▶ [EXTRACTED MATERIAL]
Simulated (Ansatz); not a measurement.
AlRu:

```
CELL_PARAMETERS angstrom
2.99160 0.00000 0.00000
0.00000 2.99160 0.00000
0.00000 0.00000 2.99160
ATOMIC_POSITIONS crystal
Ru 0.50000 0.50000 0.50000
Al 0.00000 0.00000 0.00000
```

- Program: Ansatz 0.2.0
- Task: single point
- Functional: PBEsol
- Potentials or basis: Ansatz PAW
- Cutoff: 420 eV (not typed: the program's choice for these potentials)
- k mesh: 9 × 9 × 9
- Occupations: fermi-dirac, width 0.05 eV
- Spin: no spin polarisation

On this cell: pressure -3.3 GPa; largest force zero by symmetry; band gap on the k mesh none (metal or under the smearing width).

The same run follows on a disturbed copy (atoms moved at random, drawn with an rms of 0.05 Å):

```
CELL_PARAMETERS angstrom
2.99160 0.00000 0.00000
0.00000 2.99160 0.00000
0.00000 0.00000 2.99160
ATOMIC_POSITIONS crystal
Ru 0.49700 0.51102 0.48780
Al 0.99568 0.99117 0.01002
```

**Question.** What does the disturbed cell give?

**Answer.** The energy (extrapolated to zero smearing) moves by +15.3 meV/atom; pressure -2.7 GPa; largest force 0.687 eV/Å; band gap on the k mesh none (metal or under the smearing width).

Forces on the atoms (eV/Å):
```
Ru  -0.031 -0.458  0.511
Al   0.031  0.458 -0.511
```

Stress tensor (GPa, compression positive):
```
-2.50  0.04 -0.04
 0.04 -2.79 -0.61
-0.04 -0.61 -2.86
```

▶ [WORK ORDER]
Begin at the first line of the records above and quote every line verbatim through the one that contains "- Potentials or basis: Ansatz PAW".

▶ [ANSWER AREA]
Simulated (Ansatz); not a measurement.
AlRu:

```
CELL_PARAMETERS angstrom
2.99160 0.00000 0.00000
0.00000 2.99160 0.00000
0.00000 0.00000 2.99160
ATOMIC_POSITIONS crystal
Ru 0.50000 0.50000 0.50000
Al 0.00000 0.00000 0.00000
```

- Program: Ansatz 0.2.0
- Task: single point
- Functional: PBEsol
- Potentials or basis: Ansatz PAW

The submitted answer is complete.